• DATA UNDER STUDY:
BEGIN

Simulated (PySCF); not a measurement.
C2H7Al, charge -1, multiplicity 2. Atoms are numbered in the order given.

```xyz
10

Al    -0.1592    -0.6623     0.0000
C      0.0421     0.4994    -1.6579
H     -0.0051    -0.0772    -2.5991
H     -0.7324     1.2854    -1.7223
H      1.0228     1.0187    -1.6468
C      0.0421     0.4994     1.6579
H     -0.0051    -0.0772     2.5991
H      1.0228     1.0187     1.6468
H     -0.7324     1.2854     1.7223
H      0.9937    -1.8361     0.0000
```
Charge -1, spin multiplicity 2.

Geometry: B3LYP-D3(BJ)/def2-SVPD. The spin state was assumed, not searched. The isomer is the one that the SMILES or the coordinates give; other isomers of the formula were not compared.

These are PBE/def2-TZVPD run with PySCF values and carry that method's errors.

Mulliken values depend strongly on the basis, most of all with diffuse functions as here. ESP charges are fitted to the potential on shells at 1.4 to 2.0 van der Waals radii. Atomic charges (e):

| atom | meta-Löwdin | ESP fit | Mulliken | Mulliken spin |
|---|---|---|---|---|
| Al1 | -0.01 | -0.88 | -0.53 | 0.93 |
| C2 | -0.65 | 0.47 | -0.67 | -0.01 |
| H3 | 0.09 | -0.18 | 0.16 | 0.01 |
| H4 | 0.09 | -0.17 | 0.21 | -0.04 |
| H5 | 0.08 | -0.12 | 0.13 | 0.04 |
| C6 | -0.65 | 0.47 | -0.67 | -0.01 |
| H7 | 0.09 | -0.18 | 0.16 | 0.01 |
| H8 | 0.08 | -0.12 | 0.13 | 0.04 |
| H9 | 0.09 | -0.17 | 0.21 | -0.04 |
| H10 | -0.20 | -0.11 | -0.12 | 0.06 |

END

• ACTION ITEM: Reproduce exactly the stretch of the material above that starts at the line with "Mulliken values depend" and ends at the line with "Mulliken spin |", both included, and nothing else.

• WRITTEN REPLY:
Mulliken values depend strongly on the basis, most of all with diffuse functions as here. ESP charges are fitted to the potential on shells at 1.4 to 2.0 van der Waals radii. Atomic charges (e):

| atom | meta-Löwdin | ESP fit | Mulliken | Mulliken spin |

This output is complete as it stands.